Action item: The answer must consist of every record below, transcribed exactly.

Records shown:
Start of Block

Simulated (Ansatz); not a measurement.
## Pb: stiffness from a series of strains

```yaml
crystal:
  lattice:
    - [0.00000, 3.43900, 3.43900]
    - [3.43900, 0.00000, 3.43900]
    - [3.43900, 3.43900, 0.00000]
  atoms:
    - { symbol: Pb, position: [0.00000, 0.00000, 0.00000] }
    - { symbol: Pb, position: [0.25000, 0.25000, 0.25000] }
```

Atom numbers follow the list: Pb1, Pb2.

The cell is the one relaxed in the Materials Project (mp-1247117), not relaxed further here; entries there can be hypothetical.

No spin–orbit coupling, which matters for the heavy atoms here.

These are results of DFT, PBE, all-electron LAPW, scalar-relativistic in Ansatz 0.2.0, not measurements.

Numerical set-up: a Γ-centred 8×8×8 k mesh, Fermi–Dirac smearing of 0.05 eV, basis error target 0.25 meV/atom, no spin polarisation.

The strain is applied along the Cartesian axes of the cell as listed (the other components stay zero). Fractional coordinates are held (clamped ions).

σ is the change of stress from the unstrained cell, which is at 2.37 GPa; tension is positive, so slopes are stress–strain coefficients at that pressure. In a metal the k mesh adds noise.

End of Block

Exercise result:
Simulated (Ansatz); not a measurement.
## Pb: stiffness from a series of strains

```yaml
crystal:
  lattice:
    - [0.00000, 3.43900, 3.43900]
    - [3.43900, 0.00000, 3.43900]
    - [3.43900, 3.43900, 0.00000]
  atoms:
    - { symbol: Pb, position: [0.00000, 0.00000, 0.00000] }
    - { symbol: Pb, position: [0.25000, 0.25000, 0.25000] }
```

Atom numbers follow the list: Pb1, Pb2.

The cell is the one relaxed in the Materials Project (mp-1247117), not relaxed further here; entries there can be hypothetical.

No spin–orbit coupling, which matters for the heavy atoms here.

These are results of DFT, PBE, all-electron LAPW, scalar-relativistic in Ansatz 0.2.0, not measurements.

Numerical set-up: a Γ-centred 8×8×8 k mesh, Fermi–Dirac smearing of 0.05 eV, basis error target 0.25 meV/atom, no spin polarisation.

The strain is applied along the Cartesian axes of the cell as listed (the other components stay zero). Fractional coordinates are held (clamped ions).

σ is the change of stress from the unstrained cell, which is at 2.37 GPa; tension is positive, so slopes are stress–strain coefficients at that pressure. In a metal the k mesh adds noise.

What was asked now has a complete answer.